After finding the line with "Problem. Give the" in the entries below, retype exactly each line from there through the line with "Solution. With |χ|", including that final line.

----------

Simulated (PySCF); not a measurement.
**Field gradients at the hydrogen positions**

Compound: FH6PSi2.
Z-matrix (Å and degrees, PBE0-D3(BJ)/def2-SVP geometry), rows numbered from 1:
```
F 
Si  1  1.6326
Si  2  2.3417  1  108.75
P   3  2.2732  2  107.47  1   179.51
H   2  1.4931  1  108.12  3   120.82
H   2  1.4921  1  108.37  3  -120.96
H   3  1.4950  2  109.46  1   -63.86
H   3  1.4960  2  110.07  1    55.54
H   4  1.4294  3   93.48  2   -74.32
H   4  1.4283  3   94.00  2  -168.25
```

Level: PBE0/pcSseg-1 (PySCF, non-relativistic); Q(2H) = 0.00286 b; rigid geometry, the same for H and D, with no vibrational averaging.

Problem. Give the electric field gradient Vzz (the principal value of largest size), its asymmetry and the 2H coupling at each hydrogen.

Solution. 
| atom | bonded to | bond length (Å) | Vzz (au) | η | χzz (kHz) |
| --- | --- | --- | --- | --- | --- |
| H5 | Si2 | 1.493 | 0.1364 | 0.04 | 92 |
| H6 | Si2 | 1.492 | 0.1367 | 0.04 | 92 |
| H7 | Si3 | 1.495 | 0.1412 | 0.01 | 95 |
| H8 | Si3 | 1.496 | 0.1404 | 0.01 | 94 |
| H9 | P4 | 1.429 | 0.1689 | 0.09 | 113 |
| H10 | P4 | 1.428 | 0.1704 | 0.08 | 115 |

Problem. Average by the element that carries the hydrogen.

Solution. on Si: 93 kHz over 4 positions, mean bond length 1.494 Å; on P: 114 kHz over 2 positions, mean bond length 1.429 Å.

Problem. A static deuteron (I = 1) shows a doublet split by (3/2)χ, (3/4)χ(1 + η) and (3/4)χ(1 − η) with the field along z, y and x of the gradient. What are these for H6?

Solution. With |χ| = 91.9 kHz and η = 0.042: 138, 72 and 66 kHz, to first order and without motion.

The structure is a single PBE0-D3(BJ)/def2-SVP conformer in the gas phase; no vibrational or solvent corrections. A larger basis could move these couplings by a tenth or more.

----------

* EXERCISE RESULT:
Problem. Give the electric field gradient Vzz (the principal value of largest size), its asymmetry and the 2H coupling at each hydrogen.

Solution. 
| atom | bonded to | bond length (Å) | Vzz (au) | η | χzz (kHz) |
| --- | --- | --- | --- | --- | --- |
| H5 | Si2 | 1.493 | 0.1364 | 0.04 | 92 |
| H6 | Si2 | 1.492 | 0.1367 | 0.04 | 92 |
| H7 | Si3 | 1.495 | 0.1412 | 0.01 | 95 |
| H8 | Si3 | 1.496 | 0.1404 | 0.01 | 94 |
| H9 | P4 | 1.429 | 0.1689 | 0.09 | 113 |
| H10 | P4 | 1.428 | 0.1704 | 0.08 | 115 |

Problem. Average by the element that carries the hydrogen.

Solution. on Si: 93 kHz over 4 positions, mean bond length 1.494 Å; on P: 114 kHz over 2 positions, mean bond length 1.429 Å.

Problem. A static deuteron (I = 1) shows a doublet split by (3/2)χ, (3/4)χ(1 + η) and (3/4)χ(1 − η) with the field along z, y and x of the gradient. What are these for H6?

Solution. With |χ| = 91.9 kHz and η = 0.042: 138, 72 and 66 kHz, to first order and without motion.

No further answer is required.